--- Data extracts ---
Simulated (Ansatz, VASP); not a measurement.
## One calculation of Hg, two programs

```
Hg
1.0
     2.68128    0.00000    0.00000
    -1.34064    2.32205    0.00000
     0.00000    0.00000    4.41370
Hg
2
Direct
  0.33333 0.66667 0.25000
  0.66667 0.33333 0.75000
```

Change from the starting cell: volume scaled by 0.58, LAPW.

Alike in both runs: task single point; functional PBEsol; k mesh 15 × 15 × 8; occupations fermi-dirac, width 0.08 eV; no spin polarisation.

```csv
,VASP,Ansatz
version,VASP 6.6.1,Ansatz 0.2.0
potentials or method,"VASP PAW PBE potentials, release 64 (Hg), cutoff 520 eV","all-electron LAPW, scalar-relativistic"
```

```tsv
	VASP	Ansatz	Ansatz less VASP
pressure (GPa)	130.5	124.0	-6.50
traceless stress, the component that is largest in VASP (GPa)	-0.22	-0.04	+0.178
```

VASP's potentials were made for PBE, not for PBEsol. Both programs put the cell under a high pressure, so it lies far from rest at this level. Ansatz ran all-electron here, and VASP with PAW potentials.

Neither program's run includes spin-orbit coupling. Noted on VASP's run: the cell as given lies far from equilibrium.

--- Brief ---
Give the lines of the material above again, exactly, from its first line through the line that contains "VASP's potentials were" and no further.

--- Your response ---
Simulated (Ansatz, VASP); not a measurement.
## One calculation of Hg, two programs

```
Hg
1.0
     2.68128    0.00000    0.00000
    -1.34064    2.32205    0.00000
     0.00000    0.00000    4.41370
Hg
2
Direct
  0.33333 0.66667 0.25000
  0.66667 0.33333 0.75000
```

Change from the starting cell: volume scaled by 0.58, LAPW.

Alike in both runs: task single point; functional PBEsol; k mesh 15 × 15 × 8; occupations fermi-dirac, width 0.08 eV; no spin polarisation.

```csv
,VASP,Ansatz
version,VASP 6.6.1,Ansatz 0.2.0
potentials or method,"VASP PAW PBE potentials, release 64 (Hg), cutoff 520 eV","all-electron LAPW, scalar-relativistic"
```

```tsv
	VASP	Ansatz	Ansatz less VASP
pressure (GPa)	130.5	124.0	-6.50
traceless stress, the component that is largest in VASP (GPa)	-0.22	-0.04	+0.178
```

VASP's potentials were made for PBE, not for PBEsol. Both programs put the cell under a high pressure, so it lies far from rest at this level. Ansatz ran all-electron here, and VASP with PAW potentials.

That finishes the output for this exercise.